With nothing left out, give the data back exactly.

[Dataset records]
=== Section Start ===

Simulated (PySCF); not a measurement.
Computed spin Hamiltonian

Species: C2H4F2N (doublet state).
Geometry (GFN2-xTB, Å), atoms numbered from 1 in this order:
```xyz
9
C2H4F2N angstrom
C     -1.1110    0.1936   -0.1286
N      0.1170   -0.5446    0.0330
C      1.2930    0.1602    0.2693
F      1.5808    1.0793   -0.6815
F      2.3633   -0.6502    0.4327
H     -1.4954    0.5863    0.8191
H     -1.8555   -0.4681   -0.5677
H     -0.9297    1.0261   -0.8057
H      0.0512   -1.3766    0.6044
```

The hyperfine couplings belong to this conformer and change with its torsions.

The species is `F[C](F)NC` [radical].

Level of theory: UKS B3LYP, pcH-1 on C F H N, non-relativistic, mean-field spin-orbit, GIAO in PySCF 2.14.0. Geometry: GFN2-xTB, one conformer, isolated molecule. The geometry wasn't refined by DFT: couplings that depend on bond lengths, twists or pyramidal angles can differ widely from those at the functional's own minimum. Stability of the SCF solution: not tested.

=== Section End ===

[Your response]
Simulated (PySCF); not a measurement.
Computed spin Hamiltonian

Species: C2H4F2N (doublet state).
Geometry (GFN2-xTB, Å), atoms numbered from 1 in this order:
```xyz
9
C2H4F2N angstrom
C     -1.1110    0.1936   -0.1286
N      0.1170   -0.5446    0.0330
C      1.2930    0.1602    0.2693
F      1.5808    1.0793   -0.6815
F      2.3633   -0.6502    0.4327
H     -1.4954    0.5863    0.8191
H     -1.8555   -0.4681   -0.5677
H     -0.9297    1.0261   -0.8057
H      0.0512   -1.3766    0.6044
```

The hyperfine couplings belong to this conformer and change with its torsions.

The species is `F[C](F)NC` [radical].

Level of theory: UKS B3LYP, pcH-1 on C F H N, non-relativistic, mean-field spin-orbit, GIAO in PySCF 2.14.0. Geometry: GFN2-xTB, one conformer, isolated molecule. The geometry wasn't refined by DFT: couplings that depend on bond lengths, twists or pyramidal angles can differ widely from those at the functional's own minimum. Stability of the SCF solution: not tested.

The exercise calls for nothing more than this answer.